Return the full listing below, unchanged.

[[ DATASET EXCERPTS open ]]

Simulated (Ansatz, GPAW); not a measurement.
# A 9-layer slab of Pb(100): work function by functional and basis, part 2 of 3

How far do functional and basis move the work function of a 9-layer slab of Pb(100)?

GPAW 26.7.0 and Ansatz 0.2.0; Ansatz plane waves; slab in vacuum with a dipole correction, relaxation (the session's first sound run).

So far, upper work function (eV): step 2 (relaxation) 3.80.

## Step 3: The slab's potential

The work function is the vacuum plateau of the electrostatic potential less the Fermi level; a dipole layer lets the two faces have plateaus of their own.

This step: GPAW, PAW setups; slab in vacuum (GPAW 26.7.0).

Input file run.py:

[[ DATASET EXCERPTS closed ]]

» SOLUTION
Simulated (Ansatz, GPAW); not a measurement.
# A 9-layer slab of Pb(100): work function by functional and basis, part 2 of 3

How far do functional and basis move the work function of a 9-layer slab of Pb(100)?

GPAW 26.7.0 and Ansatz 0.2.0; Ansatz plane waves; slab in vacuum with a dipole correction, relaxation (the session's first sound run).

So far, upper work function (eV): step 2 (relaxation) 3.80.

## Step 3: The slab's potential

The work function is the vacuum plateau of the electrostatic potential less the Fermi level; a dipole layer lets the two faces have plateaus of their own.

This step: GPAW, PAW setups; slab in vacuum (GPAW 26.7.0).

Input file run.py:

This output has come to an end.